- **Extracted records**
- - - -
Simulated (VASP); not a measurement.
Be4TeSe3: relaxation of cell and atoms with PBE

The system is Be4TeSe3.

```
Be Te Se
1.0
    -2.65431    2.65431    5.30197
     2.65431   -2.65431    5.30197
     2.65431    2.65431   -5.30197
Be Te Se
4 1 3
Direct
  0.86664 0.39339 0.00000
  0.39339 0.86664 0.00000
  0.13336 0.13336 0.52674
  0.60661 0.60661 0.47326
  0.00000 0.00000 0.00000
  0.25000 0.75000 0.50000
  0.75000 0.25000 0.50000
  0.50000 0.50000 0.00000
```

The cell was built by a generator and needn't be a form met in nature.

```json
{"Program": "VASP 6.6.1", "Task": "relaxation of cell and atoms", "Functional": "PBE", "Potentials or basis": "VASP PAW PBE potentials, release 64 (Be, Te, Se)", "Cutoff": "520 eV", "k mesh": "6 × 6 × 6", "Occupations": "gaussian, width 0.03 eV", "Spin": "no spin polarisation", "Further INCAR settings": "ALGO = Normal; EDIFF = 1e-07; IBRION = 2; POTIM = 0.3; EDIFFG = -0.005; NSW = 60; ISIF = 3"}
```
- - - -

- **Action item**
For this exercise, return the material above in full and exactly.

- **Response box**
Simulated (VASP); not a measurement.
Be4TeSe3: relaxation of cell and atoms with PBE

The system is Be4TeSe3.

```
Be Te Se
1.0
    -2.65431    2.65431    5.30197
     2.65431   -2.65431    5.30197
     2.65431    2.65431   -5.30197
Be Te Se
4 1 3
Direct
  0.86664 0.39339 0.00000
  0.39339 0.86664 0.00000
  0.13336 0.13336 0.52674
  0.60661 0.60661 0.47326
  0.00000 0.00000 0.00000
  0.25000 0.75000 0.50000
  0.75000 0.25000 0.50000
  0.50000 0.50000 0.00000
```

The cell was built by a generator and needn't be a form met in nature.

```json
{"Program": "VASP 6.6.1", "Task": "relaxation of cell and atoms", "Functional": "PBE", "Potentials or basis": "VASP PAW PBE potentials, release 64 (Be, Te, Se)", "Cutoff": "520 eV", "k mesh": "6 × 6 × 6", "Occupations": "gaussian, width 0.03 eV", "Spin": "no spin polarisation", "Further INCAR settings": "ALGO = Normal; EDIFF = 1e-07; IBRION = 2; POTIM = 0.3; EDIFFG = -0.005; NSW = 60; ISIF = 3"}
```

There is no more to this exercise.